★ ★ ★ ★ ★ ★ ★

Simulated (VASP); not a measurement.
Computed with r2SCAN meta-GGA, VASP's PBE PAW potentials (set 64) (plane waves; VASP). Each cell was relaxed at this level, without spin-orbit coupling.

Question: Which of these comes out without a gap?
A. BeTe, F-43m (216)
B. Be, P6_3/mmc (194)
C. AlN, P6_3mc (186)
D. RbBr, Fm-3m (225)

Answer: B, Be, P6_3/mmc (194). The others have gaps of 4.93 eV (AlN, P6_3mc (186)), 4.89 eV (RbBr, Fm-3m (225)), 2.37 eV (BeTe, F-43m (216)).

★ ★ ★ ★ ★ ★ ★

Activity
Please give back exactly the lines of the listing above that run from the one containing "Question: Which of" through the one containing "D. RbBr, Fm-3m (225)", and only those.

Response
Question: Which of these comes out without a gap?
A. BeTe, F-43m (216)
B. Be, P6_3/mmc (194)
C. AlN, P6_3mc (186)
D. RbBr, Fm-3m (225)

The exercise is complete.